Task item:
Write out the listing in full, matching it word for word.

━━━━━ Information

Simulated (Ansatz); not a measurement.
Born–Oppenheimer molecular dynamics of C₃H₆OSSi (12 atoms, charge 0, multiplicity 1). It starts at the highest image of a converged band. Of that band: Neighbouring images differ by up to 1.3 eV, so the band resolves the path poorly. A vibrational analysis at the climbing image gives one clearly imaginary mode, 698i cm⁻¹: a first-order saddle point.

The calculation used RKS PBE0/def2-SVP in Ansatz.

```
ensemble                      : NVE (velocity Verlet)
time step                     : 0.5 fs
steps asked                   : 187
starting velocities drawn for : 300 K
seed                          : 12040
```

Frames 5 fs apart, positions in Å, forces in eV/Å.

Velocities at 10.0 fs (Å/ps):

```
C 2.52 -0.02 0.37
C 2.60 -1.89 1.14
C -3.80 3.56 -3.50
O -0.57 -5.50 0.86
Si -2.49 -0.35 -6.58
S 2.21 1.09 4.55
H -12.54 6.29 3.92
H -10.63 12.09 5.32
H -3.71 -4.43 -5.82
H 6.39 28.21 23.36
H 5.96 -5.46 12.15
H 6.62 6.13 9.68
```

━━━━━━━━━━

Task result:
Simulated (Ansatz); not a measurement.
Born–Oppenheimer molecular dynamics of C₃H₆OSSi (12 atoms, charge 0, multiplicity 1). It starts at the highest image of a converged band. Of that band: Neighbouring images differ by up to 1.3 eV, so the band resolves the path poorly. A vibrational analysis at the climbing image gives one clearly imaginary mode, 698i cm⁻¹: a first-order saddle point.

The calculation used RKS PBE0/def2-SVP in Ansatz.

```
ensemble                      : NVE (velocity Verlet)
time step                     : 0.5 fs
steps asked                   : 187
starting velocities drawn for : 300 K
seed                          : 12040
```

Frames 5 fs apart, positions in Å, forces in eV/Å.

Velocities at 10.0 fs (Å/ps):

```
C 2.52 -0.02 0.37
C 2.60 -1.89 1.14
C -3.80 3.56 -3.50
O -0.57 -5.50 0.86
Si -2.49 -0.35 -6.58
S 2.21 1.09 4.55
H -12.54 6.29 3.92
H -10.63 12.09 5.32
H -3.71 -4.43 -5.82
H 6.39 28.21 23.36
H 5.96 -5.46 12.15
H 6.62 6.13 9.68
```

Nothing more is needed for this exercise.